TASK ITEM
With no edits of any kind, print each record that follows.

DATASET CONTENT
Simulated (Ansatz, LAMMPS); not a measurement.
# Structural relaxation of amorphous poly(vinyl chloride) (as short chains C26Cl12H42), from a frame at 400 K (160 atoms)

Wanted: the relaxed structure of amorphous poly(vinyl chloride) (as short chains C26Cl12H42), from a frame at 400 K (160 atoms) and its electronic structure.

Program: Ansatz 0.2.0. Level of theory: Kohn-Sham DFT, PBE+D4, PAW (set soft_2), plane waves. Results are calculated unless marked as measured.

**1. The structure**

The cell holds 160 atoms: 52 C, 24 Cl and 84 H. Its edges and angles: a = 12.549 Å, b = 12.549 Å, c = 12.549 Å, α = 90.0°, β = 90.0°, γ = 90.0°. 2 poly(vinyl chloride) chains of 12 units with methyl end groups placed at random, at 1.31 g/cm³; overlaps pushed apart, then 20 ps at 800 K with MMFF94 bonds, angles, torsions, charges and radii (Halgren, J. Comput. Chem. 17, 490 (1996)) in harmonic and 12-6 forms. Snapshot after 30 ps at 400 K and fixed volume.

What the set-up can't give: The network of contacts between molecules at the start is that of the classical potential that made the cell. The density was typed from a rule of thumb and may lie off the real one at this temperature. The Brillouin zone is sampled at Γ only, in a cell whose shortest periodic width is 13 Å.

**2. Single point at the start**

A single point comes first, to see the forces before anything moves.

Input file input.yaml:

RESPONSE
Simulated (Ansatz, LAMMPS); not a measurement.
# Structural relaxation of amorphous poly(vinyl chloride) (as short chains C26Cl12H42), from a frame at 400 K (160 atoms)

Wanted: the relaxed structure of amorphous poly(vinyl chloride) (as short chains C26Cl12H42), from a frame at 400 K (160 atoms) and its electronic structure.

Program: Ansatz 0.2.0. Level of theory: Kohn-Sham DFT, PBE+D4, PAW (set soft_2), plane waves. Results are calculated unless marked as measured.

**1. The structure**

The cell holds 160 atoms: 52 C, 24 Cl and 84 H. Its edges and angles: a = 12.549 Å, b = 12.549 Å, c = 12.549 Å, α = 90.0°, β = 90.0°, γ = 90.0°. 2 poly(vinyl chloride) chains of 12 units with methyl end groups placed at random, at 1.31 g/cm³; overlaps pushed apart, then 20 ps at 800 K with MMFF94 bonds, angles, torsions, charges and radii (Halgren, J. Comput. Chem. 17, 490 (1996)) in harmonic and 12-6 forms. Snapshot after 30 ps at 400 K and fixed volume.

What the set-up can't give: The network of contacts between molecules at the start is that of the classical potential that made the cell. The density was typed from a rule of thumb and may lie off the real one at this temperature. The Brillouin zone is sampled at Γ only, in a cell whose shortest periodic width is 13 Å.

**2. Single point at the start**

A single point comes first, to see the forces before anything moves.

Input file input.yaml:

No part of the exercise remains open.